Task item: Set down the material exactly as given, please, from its first line through the line that includes "G − E (kJ/mol) |".

# # #
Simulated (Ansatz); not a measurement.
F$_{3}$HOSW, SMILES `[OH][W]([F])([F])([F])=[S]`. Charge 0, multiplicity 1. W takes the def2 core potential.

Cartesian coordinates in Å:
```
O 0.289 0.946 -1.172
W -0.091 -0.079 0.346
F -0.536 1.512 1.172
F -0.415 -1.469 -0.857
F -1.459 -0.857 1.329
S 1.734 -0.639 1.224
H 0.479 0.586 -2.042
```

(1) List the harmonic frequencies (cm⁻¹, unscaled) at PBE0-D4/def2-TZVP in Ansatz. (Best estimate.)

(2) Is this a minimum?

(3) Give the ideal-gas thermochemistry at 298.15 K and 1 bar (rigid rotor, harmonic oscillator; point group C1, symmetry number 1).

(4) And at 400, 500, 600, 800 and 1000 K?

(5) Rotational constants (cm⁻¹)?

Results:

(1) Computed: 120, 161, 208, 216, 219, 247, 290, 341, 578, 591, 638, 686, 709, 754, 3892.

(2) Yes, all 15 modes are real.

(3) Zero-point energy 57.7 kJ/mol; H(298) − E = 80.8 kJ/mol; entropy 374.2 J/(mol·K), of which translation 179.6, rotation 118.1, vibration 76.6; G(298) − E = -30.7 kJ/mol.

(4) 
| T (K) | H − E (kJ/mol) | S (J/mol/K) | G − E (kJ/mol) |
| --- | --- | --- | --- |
# # #

Exercise result:
Simulated (Ansatz); not a measurement.
F$_{3}$HOSW, SMILES `[OH][W]([F])([F])([F])=[S]`. Charge 0, multiplicity 1. W takes the def2 core potential.

Cartesian coordinates in Å:
```
O 0.289 0.946 -1.172
W -0.091 -0.079 0.346
F -0.536 1.512 1.172
F -0.415 -1.469 -0.857
F -1.459 -0.857 1.329
S 1.734 -0.639 1.224
H 0.479 0.586 -2.042
```

(1) List the harmonic frequencies (cm⁻¹, unscaled) at PBE0-D4/def2-TZVP in Ansatz. (Best estimate.)

(2) Is this a minimum?

(3) Give the ideal-gas thermochemistry at 298.15 K and 1 bar (rigid rotor, harmonic oscillator; point group C1, symmetry number 1).

(4) And at 400, 500, 600, 800 and 1000 K?

(5) Rotational constants (cm⁻¹)?

Results:

(1) Computed: 120, 161, 208, 216, 219, 247, 290, 341, 578, 591, 638, 686, 709, 754, 3892.

(2) Yes, all 15 modes are real.

(3) Zero-point energy 57.7 kJ/mol; H(298) − E = 80.8 kJ/mol; entropy 374.2 J/(mol·K), of which translation 179.6, rotation 118.1, vibration 76.6; G(298) − E = -30.7 kJ/mol.

(4) 
| T (K) | H − E (kJ/mol) | S (J/mol/K) | G − E (kJ/mol) |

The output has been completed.